◆ Work task ◆
Set the data down once more, exactly as it is written.

◆ Data supplied ◆
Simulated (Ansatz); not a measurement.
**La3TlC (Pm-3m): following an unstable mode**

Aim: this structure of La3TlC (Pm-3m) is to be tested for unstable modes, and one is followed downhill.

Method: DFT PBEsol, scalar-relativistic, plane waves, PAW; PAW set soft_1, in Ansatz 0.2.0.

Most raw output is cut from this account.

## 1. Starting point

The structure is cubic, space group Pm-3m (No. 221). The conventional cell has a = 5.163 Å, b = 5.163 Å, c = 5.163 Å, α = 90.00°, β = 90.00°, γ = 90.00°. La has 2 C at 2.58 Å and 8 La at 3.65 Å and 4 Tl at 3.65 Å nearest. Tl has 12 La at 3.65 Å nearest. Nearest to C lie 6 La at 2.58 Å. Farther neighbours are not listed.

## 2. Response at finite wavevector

◆ Written answer ◆
Simulated (Ansatz); not a measurement.
**La3TlC (Pm-3m): following an unstable mode**

Aim: this structure of La3TlC (Pm-3m) is to be tested for unstable modes, and one is followed downhill.

Method: DFT PBEsol, scalar-relativistic, plane waves, PAW; PAW set soft_1, in Ansatz 0.2.0.

Most raw output is cut from this account.

## 1. Starting point

The structure is cubic, space group Pm-3m (No. 221). The conventional cell has a = 5.163 Å, b = 5.163 Å, c = 5.163 Å, α = 90.00°, β = 90.00°, γ = 90.00°. La has 2 C at 2.58 Å and 8 La at 3.65 Å and 4 Tl at 3.65 Å nearest. Tl has 12 La at 3.65 Å nearest. Nearest to C lie 6 La at 2.58 Å. Farther neighbours are not listed.

## 2. Response at finite wavevector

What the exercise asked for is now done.